(Extracted material Opens)

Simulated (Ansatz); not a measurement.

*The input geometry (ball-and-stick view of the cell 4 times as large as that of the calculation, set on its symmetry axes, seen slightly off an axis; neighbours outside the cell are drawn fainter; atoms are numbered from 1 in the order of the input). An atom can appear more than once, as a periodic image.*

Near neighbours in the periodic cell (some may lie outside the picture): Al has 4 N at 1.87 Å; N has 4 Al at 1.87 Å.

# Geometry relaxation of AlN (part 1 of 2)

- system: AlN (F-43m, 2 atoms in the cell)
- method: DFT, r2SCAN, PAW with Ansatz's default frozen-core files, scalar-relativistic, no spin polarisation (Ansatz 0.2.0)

(Extracted material Closes)

Required action:
Could you reproduce all of the entries above exactly?

Written answer:
Simulated (Ansatz); not a measurement.

*The input geometry (ball-and-stick view of the cell 4 times as large as that of the calculation, set on its symmetry axes, seen slightly off an axis; neighbours outside the cell are drawn fainter; atoms are numbered from 1 in the order of the input). An atom can appear more than once, as a periodic image.*

Near neighbours in the periodic cell (some may lie outside the picture): Al has 4 N at 1.87 Å; N has 4 Al at 1.87 Å.

# Geometry relaxation of AlN (part 1 of 2)

- system: AlN (F-43m, 2 atoms in the cell)
- method: DFT, r2SCAN, PAW with Ansatz's default frozen-core files, scalar-relativistic, no spin polarisation (Ansatz 0.2.0)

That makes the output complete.